▬▬▬▬▬▬

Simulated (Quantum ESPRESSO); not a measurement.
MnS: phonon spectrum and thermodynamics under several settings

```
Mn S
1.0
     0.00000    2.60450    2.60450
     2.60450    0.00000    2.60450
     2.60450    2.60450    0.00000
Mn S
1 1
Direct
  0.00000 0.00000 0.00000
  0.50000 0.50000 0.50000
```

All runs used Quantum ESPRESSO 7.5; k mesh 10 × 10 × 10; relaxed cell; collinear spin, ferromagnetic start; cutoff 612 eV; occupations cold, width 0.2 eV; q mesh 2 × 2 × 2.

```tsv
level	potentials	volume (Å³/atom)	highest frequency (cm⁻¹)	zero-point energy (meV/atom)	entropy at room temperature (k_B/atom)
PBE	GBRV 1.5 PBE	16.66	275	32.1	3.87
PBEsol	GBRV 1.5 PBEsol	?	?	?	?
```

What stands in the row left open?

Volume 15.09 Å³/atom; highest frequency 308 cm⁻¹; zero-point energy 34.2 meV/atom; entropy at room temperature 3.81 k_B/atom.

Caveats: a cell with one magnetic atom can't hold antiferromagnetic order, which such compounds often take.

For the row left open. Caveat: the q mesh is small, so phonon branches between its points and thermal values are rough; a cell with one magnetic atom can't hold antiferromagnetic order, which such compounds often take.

▬▬▬▬▬▬

Give only the lines from the one holding "Volume 15.09 Å³/atom;" through the one holding "Caveats: a cell", each restated exactly as it appears above.

Volume 15.09 Å³/atom; highest frequency 308 cm⁻¹; zero-point energy 34.2 meV/atom; entropy at room temperature 3.81 k_B/atom.

Caveats: a cell with one magnetic atom can't hold antiferromagnetic order, which such compounds often take.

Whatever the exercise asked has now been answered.